*ASSIGNMENT*: Output the listing in full. Every line stays exactly as it is.

____________________

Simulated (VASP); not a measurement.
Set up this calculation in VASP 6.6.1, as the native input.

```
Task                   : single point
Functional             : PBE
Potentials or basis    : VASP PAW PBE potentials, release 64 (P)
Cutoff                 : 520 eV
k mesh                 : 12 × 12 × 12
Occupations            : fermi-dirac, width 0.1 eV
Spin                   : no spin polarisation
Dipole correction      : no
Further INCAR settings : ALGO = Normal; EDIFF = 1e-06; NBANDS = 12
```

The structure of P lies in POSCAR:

____________________

*WRITTEN SOLUTION*:
Simulated (VASP); not a measurement.
Set up this calculation in VASP 6.6.1, as the native input.

```
Task                   : single point
Functional             : PBE
Potentials or basis    : VASP PAW PBE potentials, release 64 (P)
Cutoff                 : 520 eV
k mesh                 : 12 × 12 × 12
Occupations            : fermi-dirac, width 0.1 eV
Spin                   : no spin polarisation
Dipole correction      : no
Further INCAR settings : ALGO = Normal; EDIFF = 1e-06; NBANDS = 12
```

The structure of P lies in POSCAR:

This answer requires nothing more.